Work item: Give the lines of the material verbatim, from the first line to the line with "y, other directions held does to the gap.", including both.

Excerpted data:
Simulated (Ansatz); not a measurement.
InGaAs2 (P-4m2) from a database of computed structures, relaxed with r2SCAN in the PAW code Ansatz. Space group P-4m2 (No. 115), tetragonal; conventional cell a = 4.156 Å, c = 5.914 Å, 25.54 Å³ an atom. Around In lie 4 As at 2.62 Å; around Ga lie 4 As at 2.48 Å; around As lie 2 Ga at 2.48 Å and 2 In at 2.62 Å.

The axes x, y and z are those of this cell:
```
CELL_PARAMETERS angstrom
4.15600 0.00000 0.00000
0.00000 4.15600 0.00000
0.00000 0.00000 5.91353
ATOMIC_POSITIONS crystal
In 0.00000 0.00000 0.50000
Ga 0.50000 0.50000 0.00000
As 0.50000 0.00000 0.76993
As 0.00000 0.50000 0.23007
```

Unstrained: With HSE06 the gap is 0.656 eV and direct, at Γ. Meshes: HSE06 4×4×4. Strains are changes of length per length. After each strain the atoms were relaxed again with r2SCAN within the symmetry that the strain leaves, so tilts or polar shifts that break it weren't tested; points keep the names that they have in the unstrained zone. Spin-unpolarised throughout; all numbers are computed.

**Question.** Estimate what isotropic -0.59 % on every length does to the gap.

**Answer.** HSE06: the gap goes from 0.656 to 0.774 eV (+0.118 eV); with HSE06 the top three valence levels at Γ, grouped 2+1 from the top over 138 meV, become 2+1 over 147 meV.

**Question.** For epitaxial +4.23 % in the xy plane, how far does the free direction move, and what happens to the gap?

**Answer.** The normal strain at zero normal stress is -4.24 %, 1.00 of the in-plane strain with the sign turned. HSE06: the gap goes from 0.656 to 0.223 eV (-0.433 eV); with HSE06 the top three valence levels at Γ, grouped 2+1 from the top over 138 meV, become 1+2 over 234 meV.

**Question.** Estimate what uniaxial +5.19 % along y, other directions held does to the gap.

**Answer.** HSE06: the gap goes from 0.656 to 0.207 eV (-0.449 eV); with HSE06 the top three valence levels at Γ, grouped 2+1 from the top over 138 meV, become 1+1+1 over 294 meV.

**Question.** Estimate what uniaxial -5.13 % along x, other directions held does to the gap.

Answer space:
Simulated (Ansatz); not a measurement.
InGaAs2 (P-4m2) from a database of computed structures, relaxed with r2SCAN in the PAW code Ansatz. Space group P-4m2 (No. 115), tetragonal; conventional cell a = 4.156 Å, c = 5.914 Å, 25.54 Å³ an atom. Around In lie 4 As at 2.62 Å; around Ga lie 4 As at 2.48 Å; around As lie 2 Ga at 2.48 Å and 2 In at 2.62 Å.

The axes x, y and z are those of this cell:
```
CELL_PARAMETERS angstrom
4.15600 0.00000 0.00000
0.00000 4.15600 0.00000
0.00000 0.00000 5.91353
ATOMIC_POSITIONS crystal
In 0.00000 0.00000 0.50000
Ga 0.50000 0.50000 0.00000
As 0.50000 0.00000 0.76993
As 0.00000 0.50000 0.23007
```

Unstrained: With HSE06 the gap is 0.656 eV and direct, at Γ. Meshes: HSE06 4×4×4. Strains are changes of length per length. After each strain the atoms were relaxed again with r2SCAN within the symmetry that the strain leaves, so tilts or polar shifts that break it weren't tested; points keep the names that they have in the unstrained zone. Spin-unpolarised throughout; all numbers are computed.

**Question.** Estimate what isotropic -0.59 % on every length does to the gap.

**Answer.** HSE06: the gap goes from 0.656 to 0.774 eV (+0.118 eV); with HSE06 the top three valence levels at Γ, grouped 2+1 from the top over 138 meV, become 2+1 over 147 meV.

**Question.** For epitaxial +4.23 % in the xy plane, how far does the free direction move, and what happens to the gap?

**Answer.** The normal strain at zero normal stress is -4.24 %, 1.00 of the in-plane strain with the sign turned. HSE06: the gap goes from 0.656 to 0.223 eV (-0.433 eV); with HSE06 the top three valence levels at Γ, grouped 2+1 from the top over 138 meV, become 1+2 over 234 meV.

**Question.** Estimate what uniaxial +5.19 % along y, other directions held does to the gap.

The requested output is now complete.